Work instruction »
Exactly as they stand, set down all of the records again.

Provided information »
▼▼▼
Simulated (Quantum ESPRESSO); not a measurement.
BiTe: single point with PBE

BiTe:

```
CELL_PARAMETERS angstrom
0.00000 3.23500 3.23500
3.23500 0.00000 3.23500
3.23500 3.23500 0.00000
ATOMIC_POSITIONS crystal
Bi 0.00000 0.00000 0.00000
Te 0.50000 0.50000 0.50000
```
▲▲▲

Task result »
Simulated (Quantum ESPRESSO); not a measurement.
BiTe: single point with PBE

BiTe:

```
CELL_PARAMETERS angstrom
0.00000 3.23500 3.23500
3.23500 0.00000 3.23500
3.23500 3.23500 0.00000
ATOMIC_POSITIONS crystal
Bi 0.00000 0.00000 0.00000
Te 0.50000 0.50000 0.50000
```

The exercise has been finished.